WORK INSTRUCTION:
Could you return the lines below exactly, from the first line up to and including the line that holds "- Dipole correction: yes"?

SOURCE DATA:
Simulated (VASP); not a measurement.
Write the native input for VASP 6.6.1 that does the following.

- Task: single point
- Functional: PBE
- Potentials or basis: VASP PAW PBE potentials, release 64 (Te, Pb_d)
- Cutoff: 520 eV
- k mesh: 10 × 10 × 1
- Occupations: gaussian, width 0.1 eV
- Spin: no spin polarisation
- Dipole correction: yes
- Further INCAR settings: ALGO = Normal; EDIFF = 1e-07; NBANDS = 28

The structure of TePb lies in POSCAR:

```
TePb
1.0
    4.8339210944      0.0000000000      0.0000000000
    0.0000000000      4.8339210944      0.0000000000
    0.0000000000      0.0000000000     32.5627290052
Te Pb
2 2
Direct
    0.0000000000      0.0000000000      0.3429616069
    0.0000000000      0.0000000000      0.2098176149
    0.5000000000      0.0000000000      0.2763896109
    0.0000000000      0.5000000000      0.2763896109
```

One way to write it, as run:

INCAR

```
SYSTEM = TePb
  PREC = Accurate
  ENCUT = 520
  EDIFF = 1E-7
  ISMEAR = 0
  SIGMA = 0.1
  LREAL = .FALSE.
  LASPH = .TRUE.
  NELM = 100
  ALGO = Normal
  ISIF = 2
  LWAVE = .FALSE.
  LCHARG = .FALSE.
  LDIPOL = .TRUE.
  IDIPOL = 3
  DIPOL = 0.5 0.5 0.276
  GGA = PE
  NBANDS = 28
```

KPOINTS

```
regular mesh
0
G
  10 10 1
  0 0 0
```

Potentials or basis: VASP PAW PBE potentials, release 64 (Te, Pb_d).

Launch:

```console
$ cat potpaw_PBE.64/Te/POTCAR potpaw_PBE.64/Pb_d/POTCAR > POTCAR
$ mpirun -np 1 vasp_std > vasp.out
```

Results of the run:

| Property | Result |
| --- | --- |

YOUR SOLUTION:
Simulated (VASP); not a measurement.
Write the native input for VASP 6.6.1 that does the following.

- Task: single point
- Functional: PBE
- Potentials or basis: VASP PAW PBE potentials, release 64 (Te, Pb_d)
- Cutoff: 520 eV
- k mesh: 10 × 10 × 1
- Occupations: gaussian, width 0.1 eV
- Spin: no spin polarisation
- Dipole correction: yes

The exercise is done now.